_REQUIREMENT_. Repeat all of the data exactly. Leave nothing out.

_GIVEN ENTRIES_.
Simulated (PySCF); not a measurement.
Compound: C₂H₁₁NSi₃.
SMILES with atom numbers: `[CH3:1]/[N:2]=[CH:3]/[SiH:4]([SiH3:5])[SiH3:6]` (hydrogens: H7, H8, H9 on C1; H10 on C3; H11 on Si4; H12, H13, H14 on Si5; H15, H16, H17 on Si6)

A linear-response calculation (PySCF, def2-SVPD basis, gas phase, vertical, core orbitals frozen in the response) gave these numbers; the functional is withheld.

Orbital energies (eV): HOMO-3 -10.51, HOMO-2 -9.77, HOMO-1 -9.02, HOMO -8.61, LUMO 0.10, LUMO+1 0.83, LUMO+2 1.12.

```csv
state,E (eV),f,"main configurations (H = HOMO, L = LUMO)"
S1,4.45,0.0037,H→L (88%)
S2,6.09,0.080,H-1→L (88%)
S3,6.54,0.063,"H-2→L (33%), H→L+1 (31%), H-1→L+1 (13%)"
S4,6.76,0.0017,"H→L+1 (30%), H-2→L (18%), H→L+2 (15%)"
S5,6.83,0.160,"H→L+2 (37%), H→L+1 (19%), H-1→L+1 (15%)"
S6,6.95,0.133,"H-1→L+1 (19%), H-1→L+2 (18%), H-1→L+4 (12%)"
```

_REPLY_.
Simulated (PySCF); not a measurement.
Compound: C₂H₁₁NSi₃.
SMILES with atom numbers: `[CH3:1]/[N:2]=[CH:3]/[SiH:4]([SiH3:5])[SiH3:6]` (hydrogens: H7, H8, H9 on C1; H10 on C3; H11 on Si4; H12, H13, H14 on Si5; H15, H16, H17 on Si6)

A linear-response calculation (PySCF, def2-SVPD basis, gas phase, vertical, core orbitals frozen in the response) gave these numbers; the functional is withheld.

Orbital energies (eV): HOMO-3 -10.51, HOMO-2 -9.77, HOMO-1 -9.02, HOMO -8.61, LUMO 0.10, LUMO+1 0.83, LUMO+2 1.12.

```csv
state,E (eV),f,"main configurations (H = HOMO, L = LUMO)"
S1,4.45,0.0037,H→L (88%)
S2,6.09,0.080,H-1→L (88%)
S3,6.54,0.063,"H-2→L (33%), H→L+1 (31%), H-1→L+1 (13%)"
S4,6.76,0.0017,"H→L+1 (30%), H-2→L (18%), H→L+2 (15%)"
S5,6.83,0.160,"H→L+2 (37%), H→L+1 (19%), H-1→L+1 (15%)"
S6,6.95,0.133,"H-1→L+1 (19%), H-1→L+2 (18%), H-1→L+4 (12%)"
```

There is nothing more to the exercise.